Required action: Give every line of the listing word for word, beginning at the first and including the line with "## (2) Relaxing the molecule with GFN2-xTB" as the last.

Supplied information:
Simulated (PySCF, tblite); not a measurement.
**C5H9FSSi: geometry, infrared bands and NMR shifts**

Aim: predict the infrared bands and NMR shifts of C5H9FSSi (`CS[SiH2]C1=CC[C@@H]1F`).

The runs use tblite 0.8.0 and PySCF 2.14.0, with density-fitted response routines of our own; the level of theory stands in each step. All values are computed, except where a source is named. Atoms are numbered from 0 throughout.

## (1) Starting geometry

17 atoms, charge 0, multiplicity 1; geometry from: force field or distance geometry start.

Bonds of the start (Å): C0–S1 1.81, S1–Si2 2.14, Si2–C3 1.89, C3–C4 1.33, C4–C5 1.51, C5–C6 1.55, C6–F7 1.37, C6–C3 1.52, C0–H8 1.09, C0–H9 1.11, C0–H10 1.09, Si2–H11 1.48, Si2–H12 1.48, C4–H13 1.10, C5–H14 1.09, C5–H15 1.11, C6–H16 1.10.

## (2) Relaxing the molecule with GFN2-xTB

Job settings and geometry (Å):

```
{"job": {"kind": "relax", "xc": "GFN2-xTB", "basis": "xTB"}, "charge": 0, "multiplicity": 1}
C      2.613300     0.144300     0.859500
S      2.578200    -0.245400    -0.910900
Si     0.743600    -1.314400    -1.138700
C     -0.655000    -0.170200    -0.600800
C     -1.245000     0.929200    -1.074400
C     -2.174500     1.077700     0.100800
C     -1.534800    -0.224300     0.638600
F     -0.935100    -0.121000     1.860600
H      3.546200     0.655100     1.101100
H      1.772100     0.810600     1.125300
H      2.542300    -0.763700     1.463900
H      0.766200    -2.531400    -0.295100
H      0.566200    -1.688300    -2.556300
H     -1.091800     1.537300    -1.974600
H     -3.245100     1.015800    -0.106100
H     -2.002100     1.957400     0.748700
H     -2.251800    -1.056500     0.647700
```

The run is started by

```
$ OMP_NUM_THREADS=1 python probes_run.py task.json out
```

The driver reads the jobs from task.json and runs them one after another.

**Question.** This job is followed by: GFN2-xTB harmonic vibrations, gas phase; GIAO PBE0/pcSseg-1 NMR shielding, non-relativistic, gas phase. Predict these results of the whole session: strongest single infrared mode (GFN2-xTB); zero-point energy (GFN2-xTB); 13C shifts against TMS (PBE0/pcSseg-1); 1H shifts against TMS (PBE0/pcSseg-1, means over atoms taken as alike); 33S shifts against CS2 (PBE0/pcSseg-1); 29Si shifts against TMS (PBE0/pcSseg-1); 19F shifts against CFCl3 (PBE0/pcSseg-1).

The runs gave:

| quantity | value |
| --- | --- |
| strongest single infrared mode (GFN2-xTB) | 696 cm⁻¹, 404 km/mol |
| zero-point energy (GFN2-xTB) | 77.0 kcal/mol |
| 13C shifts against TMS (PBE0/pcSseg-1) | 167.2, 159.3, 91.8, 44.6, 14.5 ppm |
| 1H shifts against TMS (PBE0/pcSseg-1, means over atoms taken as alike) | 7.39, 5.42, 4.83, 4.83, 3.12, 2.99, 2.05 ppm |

Your response:
Simulated (PySCF, tblite); not a measurement.
**C5H9FSSi: geometry, infrared bands and NMR shifts**

Aim: predict the infrared bands and NMR shifts of C5H9FSSi (`CS[SiH2]C1=CC[C@@H]1F`).

The runs use tblite 0.8.0 and PySCF 2.14.0, with density-fitted response routines of our own; the level of theory stands in each step. All values are computed, except where a source is named. Atoms are numbered from 0 throughout.

## (1) Starting geometry

17 atoms, charge 0, multiplicity 1; geometry from: force field or distance geometry start.

Bonds of the start (Å): C0–S1 1.81, S1–Si2 2.14, Si2–C3 1.89, C3–C4 1.33, C4–C5 1.51, C5–C6 1.55, C6–F7 1.37, C6–C3 1.52, C0–H8 1.09, C0–H9 1.11, C0–H10 1.09, Si2–H11 1.48, Si2–H12 1.48, C4–H13 1.10, C5–H14 1.09, C5–H15 1.11, C6–H16 1.10.

## (2) Relaxing the molecule with GFN2-xTB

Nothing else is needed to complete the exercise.